=== Section Start ===

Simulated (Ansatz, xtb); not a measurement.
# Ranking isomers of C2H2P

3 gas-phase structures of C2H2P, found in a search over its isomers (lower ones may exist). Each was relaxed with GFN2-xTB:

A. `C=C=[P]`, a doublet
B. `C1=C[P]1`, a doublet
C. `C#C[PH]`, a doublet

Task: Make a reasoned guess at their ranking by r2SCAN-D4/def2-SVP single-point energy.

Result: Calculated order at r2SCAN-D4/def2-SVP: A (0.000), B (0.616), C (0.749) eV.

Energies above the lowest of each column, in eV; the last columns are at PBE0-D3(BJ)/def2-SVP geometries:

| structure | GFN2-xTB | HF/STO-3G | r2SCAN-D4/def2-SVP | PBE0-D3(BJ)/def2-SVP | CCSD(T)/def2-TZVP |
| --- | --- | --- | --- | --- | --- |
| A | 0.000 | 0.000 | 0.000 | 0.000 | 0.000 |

=== Section End ===

Assigned task:
Restate word for word the lines above, beginning at the first one and ending at the line that carries "Energies above the".

Worked solution:
Simulated (Ansatz, xtb); not a measurement.
# Ranking isomers of C2H2P

3 gas-phase structures of C2H2P, found in a search over its isomers (lower ones may exist). Each was relaxed with GFN2-xTB:

A. `C=C=[P]`, a doublet
B. `C1=C[P]1`, a doublet
C. `C#C[PH]`, a doublet

Task: Make a reasoned guess at their ranking by r2SCAN-D4/def2-SVP single-point energy.

Result: Calculated order at r2SCAN-D4/def2-SVP: A (0.000), B (0.616), C (0.749) eV.

Energies above the lowest of each column, in eV; the last columns are at PBE0-D3(BJ)/def2-SVP geometries:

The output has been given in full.